### Provided data
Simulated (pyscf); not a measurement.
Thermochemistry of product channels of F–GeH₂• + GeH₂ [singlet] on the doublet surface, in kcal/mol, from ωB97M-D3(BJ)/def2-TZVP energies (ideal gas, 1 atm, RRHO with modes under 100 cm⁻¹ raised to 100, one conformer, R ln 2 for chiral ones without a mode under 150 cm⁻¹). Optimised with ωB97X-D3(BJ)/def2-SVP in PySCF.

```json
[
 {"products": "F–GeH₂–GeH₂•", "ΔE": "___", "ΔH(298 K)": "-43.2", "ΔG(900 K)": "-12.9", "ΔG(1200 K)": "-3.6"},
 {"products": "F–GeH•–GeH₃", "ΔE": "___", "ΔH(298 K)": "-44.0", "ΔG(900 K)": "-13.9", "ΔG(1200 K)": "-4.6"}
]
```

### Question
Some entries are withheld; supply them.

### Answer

### Work request
Return the whole listing, word for word.

### Task solution
Simulated (pyscf); not a measurement.
Thermochemistry of product channels of F–GeH₂• + GeH₂ [singlet] on the doublet surface, in kcal/mol, from ωB97M-D3(BJ)/def2-TZVP energies (ideal gas, 1 atm, RRHO with modes under 100 cm⁻¹ raised to 100, one conformer, R ln 2 for chiral ones without a mode under 150 cm⁻¹). Optimised with ωB97X-D3(BJ)/def2-SVP in PySCF.

```json
[
 {"products": "F–GeH₂–GeH₂•", "ΔE": "___", "ΔH(298 K)": "-43.2", "ΔG(900 K)": "-12.9", "ΔG(1200 K)": "-3.6"},
 {"products": "F–GeH•–GeH₃", "ΔE": "___", "ΔH(298 K)": "-44.0", "ΔG(900 K)": "-13.9", "ΔG(1200 K)": "-4.6"}
]
```

### Question
Some entries are withheld; supply them.

### Answer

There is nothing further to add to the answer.